• ACTIVITY
Once you have located the line containing "Q: List the" in the material below, return it exactly along with each line after it through the line containing "Q: Is this a minimum?".

== Segment start ==

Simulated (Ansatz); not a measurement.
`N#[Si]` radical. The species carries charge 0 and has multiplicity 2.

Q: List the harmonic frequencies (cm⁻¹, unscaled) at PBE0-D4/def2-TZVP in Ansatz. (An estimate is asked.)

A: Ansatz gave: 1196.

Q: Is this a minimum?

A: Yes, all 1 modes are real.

== Segment end ==

• RESULT
Q: List the harmonic frequencies (cm⁻¹, unscaled) at PBE0-D4/def2-TZVP in Ansatz. (An estimate is asked.)

A: Ansatz gave: 1196.

Q: Is this a minimum?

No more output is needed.